◇ ◇ ◇ ◇

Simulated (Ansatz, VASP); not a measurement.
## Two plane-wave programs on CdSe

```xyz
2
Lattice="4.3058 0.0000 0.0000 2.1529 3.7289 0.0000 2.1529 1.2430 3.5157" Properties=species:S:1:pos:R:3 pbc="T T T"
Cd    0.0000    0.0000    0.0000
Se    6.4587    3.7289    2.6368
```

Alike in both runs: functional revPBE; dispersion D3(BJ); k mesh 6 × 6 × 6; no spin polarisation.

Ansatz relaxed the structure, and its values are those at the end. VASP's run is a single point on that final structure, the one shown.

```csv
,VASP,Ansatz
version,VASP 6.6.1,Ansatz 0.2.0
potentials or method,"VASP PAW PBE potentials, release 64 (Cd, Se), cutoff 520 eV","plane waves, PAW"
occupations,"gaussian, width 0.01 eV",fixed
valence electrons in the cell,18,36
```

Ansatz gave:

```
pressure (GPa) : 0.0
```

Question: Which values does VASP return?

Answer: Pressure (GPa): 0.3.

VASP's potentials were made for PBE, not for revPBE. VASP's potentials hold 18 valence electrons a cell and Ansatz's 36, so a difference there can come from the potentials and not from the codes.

◇ ◇ ◇ ◇

* _Work request_: Take the material above and reproduce it word for word.

* _Reply_:
Simulated (Ansatz, VASP); not a measurement.
## Two plane-wave programs on CdSe

```xyz
2
Lattice="4.3058 0.0000 0.0000 2.1529 3.7289 0.0000 2.1529 1.2430 3.5157" Properties=species:S:1:pos:R:3 pbc="T T T"
Cd    0.0000    0.0000    0.0000
Se    6.4587    3.7289    2.6368
```

Alike in both runs: functional revPBE; dispersion D3(BJ); k mesh 6 × 6 × 6; no spin polarisation.

Ansatz relaxed the structure, and its values are those at the end. VASP's run is a single point on that final structure, the one shown.

```csv
,VASP,Ansatz
version,VASP 6.6.1,Ansatz 0.2.0
potentials or method,"VASP PAW PBE potentials, release 64 (Cd, Se), cutoff 520 eV","plane waves, PAW"
occupations,"gaussian, width 0.01 eV",fixed
valence electrons in the cell,18,36
```

Ansatz gave:

```
pressure (GPa) : 0.0
```

Question: Which values does VASP return?

Answer: Pressure (GPa): 0.3.

VASP's potentials were made for PBE, not for revPBE. VASP's potentials hold 18 valence electrons a cell and Ansatz's 36, so a difference there can come from the potentials and not from the codes.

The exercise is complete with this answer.